■ Exercise:
Reproduce the entries. Each one must match the original exactly.

┌─ Data excerpts

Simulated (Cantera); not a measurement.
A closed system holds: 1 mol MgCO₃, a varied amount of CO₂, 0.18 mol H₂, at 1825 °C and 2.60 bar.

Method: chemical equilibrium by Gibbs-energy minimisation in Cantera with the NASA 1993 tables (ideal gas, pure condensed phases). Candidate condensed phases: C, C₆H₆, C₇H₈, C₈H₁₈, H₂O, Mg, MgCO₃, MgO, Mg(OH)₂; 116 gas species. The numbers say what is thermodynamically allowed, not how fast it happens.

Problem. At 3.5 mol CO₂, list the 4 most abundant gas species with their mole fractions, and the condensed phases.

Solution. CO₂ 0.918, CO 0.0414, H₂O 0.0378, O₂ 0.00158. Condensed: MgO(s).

└─

■ Exercise solution:
Simulated (Cantera); not a measurement.
A closed system holds: 1 mol MgCO₃, a varied amount of CO₂, 0.18 mol H₂, at 1825 °C and 2.60 bar.

Method: chemical equilibrium by Gibbs-energy minimisation in Cantera with the NASA 1993 tables (ideal gas, pure condensed phases). Candidate condensed phases: C, C₆H₆, C₇H₈, C₈H₁₈, H₂O, Mg, MgCO₃, MgO, Mg(OH)₂; 116 gas species. The numbers say what is thermodynamically allowed, not how fast it happens.

Problem. At 3.5 mol CO₂, list the 4 most abundant gas species with their mole fractions, and the condensed phases.

Solution. CO₂ 0.918, CO 0.0414, H₂O 0.0378, O₂ 0.00158. Condensed: MgO(s).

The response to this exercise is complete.